####################
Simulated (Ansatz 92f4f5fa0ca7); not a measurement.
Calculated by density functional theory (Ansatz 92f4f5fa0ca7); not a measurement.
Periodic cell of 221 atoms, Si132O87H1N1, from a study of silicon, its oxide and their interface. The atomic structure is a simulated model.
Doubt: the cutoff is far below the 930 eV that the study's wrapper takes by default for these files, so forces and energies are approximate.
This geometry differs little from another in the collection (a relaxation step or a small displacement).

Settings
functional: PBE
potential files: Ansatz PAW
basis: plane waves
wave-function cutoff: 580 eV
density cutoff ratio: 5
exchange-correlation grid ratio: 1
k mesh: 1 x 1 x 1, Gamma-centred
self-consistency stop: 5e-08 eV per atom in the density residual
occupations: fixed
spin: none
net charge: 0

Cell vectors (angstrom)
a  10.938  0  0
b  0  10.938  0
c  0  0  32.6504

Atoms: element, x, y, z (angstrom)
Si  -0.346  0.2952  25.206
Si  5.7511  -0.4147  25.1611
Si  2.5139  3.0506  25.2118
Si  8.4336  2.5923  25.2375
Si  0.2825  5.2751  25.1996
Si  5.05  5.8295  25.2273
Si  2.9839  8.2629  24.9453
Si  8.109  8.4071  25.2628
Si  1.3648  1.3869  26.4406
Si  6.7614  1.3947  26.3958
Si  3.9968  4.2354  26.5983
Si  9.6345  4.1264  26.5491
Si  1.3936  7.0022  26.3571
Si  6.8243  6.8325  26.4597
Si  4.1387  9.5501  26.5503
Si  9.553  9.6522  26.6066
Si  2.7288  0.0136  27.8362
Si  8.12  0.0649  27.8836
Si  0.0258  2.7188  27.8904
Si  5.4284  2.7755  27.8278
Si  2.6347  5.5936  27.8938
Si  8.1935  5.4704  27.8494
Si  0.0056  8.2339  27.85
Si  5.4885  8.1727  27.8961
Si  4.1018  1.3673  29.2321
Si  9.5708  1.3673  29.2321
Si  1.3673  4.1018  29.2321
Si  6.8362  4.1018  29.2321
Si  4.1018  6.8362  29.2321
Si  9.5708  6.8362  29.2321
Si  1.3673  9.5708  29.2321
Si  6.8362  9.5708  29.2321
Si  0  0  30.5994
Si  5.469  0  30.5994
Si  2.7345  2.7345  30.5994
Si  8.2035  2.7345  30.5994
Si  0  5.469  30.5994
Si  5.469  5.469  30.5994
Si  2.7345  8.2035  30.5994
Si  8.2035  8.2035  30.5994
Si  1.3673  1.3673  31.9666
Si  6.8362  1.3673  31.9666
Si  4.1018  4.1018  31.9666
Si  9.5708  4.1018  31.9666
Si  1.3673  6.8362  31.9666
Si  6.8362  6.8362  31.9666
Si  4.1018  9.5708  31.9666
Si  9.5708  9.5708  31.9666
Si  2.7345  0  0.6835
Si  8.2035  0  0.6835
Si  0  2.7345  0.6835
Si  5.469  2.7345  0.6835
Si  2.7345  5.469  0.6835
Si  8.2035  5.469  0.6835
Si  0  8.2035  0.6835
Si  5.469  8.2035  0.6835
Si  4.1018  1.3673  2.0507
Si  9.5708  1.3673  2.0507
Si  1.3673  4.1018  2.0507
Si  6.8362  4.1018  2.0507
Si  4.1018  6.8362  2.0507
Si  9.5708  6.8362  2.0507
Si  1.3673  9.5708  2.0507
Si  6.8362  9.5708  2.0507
####################

*Action item*
What are the lines above, starting at the one with "Calculated by density" and ending at the one with "self-consistency stop: 5e-08"? Give them again exactly, and only them.

*Answer section*
Calculated by density functional theory (Ansatz 92f4f5fa0ca7); not a measurement.
Periodic cell of 221 atoms, Si132O87H1N1, from a study of silicon, its oxide and their interface. The atomic structure is a simulated model.
Doubt: the cutoff is far below the 930 eV that the study's wrapper takes by default for these files, so forces and energies are approximate.
This geometry differs little from another in the collection (a relaxation step or a small displacement).

Settings
functional: PBE
potential files: Ansatz PAW
basis: plane waves
wave-function cutoff: 580 eV
density cutoff ratio: 5
exchange-correlation grid ratio: 1
k mesh: 1 x 1 x 1, Gamma-centred
self-consistency stop: 5e-08 eV per atom in the density residual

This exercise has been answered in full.